[Start of section]
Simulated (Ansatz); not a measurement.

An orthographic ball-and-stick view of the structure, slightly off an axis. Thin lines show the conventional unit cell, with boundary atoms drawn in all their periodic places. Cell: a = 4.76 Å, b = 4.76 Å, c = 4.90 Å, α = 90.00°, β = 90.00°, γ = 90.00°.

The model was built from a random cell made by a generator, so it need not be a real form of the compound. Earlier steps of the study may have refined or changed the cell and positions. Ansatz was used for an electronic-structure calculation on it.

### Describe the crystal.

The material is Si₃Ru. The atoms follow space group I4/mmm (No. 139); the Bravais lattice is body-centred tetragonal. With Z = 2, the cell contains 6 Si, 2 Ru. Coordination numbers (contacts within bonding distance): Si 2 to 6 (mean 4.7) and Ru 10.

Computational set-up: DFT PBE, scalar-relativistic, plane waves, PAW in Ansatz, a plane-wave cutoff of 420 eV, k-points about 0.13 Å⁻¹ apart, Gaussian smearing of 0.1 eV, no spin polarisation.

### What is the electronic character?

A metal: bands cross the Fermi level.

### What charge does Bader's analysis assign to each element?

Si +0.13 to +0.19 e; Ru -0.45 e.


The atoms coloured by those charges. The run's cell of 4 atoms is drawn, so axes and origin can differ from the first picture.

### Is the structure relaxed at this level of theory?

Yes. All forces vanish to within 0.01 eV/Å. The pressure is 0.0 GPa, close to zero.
[End of section]

» **Action item**: Return nothing but the lines from the first line of the listing through the line with "### Is the structure", please, keeping every one of them unchanged.

» **Solution**:
Simulated (Ansatz); not a measurement.

An orthographic ball-and-stick view of the structure, slightly off an axis. Thin lines show the conventional unit cell, with boundary atoms drawn in all their periodic places. Cell: a = 4.76 Å, b = 4.76 Å, c = 4.90 Å, α = 90.00°, β = 90.00°, γ = 90.00°.

The model was built from a random cell made by a generator, so it need not be a real form of the compound. Earlier steps of the study may have refined or changed the cell and positions. Ansatz was used for an electronic-structure calculation on it.

### Describe the crystal.

The material is Si₃Ru. The atoms follow space group I4/mmm (No. 139); the Bravais lattice is body-centred tetragonal. With Z = 2, the cell contains 6 Si, 2 Ru. Coordination numbers (contacts within bonding distance): Si 2 to 6 (mean 4.7) and Ru 10.

Computational set-up: DFT PBE, scalar-relativistic, plane waves, PAW in Ansatz, a plane-wave cutoff of 420 eV, k-points about 0.13 Å⁻¹ apart, Gaussian smearing of 0.1 eV, no spin polarisation.

### What is the electronic character?

A metal: bands cross the Fermi level.

### What charge does Bader's analysis assign to each element?

Si +0.13 to +0.19 e; Ru -0.45 e.


The atoms coloured by those charges. The run's cell of 4 atoms is drawn, so axes and origin can differ from the first picture.

### Is the structure relaxed at this level of theory?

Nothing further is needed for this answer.